__Brief__.
Transcribe each line below without altering anything.

═══ Excerpted records ═══

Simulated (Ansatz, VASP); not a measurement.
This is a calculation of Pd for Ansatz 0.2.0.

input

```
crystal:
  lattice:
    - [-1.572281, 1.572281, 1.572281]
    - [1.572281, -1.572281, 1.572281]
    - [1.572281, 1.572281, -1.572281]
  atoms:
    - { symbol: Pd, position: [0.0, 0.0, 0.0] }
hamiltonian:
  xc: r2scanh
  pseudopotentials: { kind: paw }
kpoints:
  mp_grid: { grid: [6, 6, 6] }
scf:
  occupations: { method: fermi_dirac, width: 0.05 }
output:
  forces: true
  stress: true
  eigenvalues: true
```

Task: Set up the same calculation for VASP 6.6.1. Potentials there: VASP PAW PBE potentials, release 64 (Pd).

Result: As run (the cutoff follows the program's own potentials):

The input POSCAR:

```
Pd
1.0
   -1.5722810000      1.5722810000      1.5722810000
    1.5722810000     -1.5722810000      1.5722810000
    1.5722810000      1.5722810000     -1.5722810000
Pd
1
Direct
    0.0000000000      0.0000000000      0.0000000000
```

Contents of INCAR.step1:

═══

__Answer space__.
Simulated (Ansatz, VASP); not a measurement.
This is a calculation of Pd for Ansatz 0.2.0.

input

```
crystal:
  lattice:
    - [-1.572281, 1.572281, 1.572281]
    - [1.572281, -1.572281, 1.572281]
    - [1.572281, 1.572281, -1.572281]
  atoms:
    - { symbol: Pd, position: [0.0, 0.0, 0.0] }
hamiltonian:
  xc: r2scanh
  pseudopotentials: { kind: paw }
kpoints:
  mp_grid: { grid: [6, 6, 6] }
scf:
  occupations: { method: fermi_dirac, width: 0.05 }
output:
  forces: true
  stress: true
  eigenvalues: true
```

Task: Set up the same calculation for VASP 6.6.1. Potentials there: VASP PAW PBE potentials, release 64 (Pd).

Result: As run (the cutoff follows the program's own potentials):

The input POSCAR:

```
Pd
1.0
   -1.5722810000      1.5722810000      1.5722810000
    1.5722810000     -1.5722810000      1.5722810000
    1.5722810000      1.5722810000     -1.5722810000
Pd
1
Direct
    0.0000000000      0.0000000000      0.0000000000
```

Contents of INCAR.step1:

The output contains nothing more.